*** The data ***
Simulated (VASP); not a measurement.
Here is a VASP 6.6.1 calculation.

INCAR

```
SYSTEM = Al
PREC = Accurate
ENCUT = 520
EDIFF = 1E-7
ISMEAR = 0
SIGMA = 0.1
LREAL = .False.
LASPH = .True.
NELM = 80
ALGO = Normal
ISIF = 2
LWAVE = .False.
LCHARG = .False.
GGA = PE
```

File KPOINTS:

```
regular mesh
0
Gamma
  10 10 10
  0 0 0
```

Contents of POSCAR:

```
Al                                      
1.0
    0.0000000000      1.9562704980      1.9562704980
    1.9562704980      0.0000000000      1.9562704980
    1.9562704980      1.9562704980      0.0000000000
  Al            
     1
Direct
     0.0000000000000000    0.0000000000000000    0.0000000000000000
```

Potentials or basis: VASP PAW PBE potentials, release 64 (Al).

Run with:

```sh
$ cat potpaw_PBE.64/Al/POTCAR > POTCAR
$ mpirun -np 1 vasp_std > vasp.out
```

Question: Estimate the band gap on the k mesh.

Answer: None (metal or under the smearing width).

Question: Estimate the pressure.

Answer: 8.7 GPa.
***

The listing above is to be transcribed in full, with no line omitted.

Simulated (VASP); not a measurement.
Here is a VASP 6.6.1 calculation.

INCAR

```
SYSTEM = Al
PREC = Accurate
ENCUT = 520
EDIFF = 1E-7
ISMEAR = 0
SIGMA = 0.1
LREAL = .False.
LASPH = .True.
NELM = 80
ALGO = Normal
ISIF = 2
LWAVE = .False.
LCHARG = .False.
GGA = PE
```

File KPOINTS:

```
regular mesh
0
Gamma
  10 10 10
  0 0 0
```

Contents of POSCAR:

```
Al                                      
1.0
    0.0000000000      1.9562704980      1.9562704980
    1.9562704980      0.0000000000      1.9562704980
    1.9562704980      1.9562704980      0.0000000000
  Al            
     1
Direct
     0.0000000000000000    0.0000000000000000    0.0000000000000000
```

Potentials or basis: VASP PAW PBE potentials, release 64 (Al).

Run with:

```sh
$ cat potpaw_PBE.64/Al/POTCAR > POTCAR
$ mpirun -np 1 vasp_std > vasp.out
```

Question: Estimate the band gap on the k mesh.

Answer: None (metal or under the smearing width).

Question: Estimate the pressure.

Answer: 8.7 GPa.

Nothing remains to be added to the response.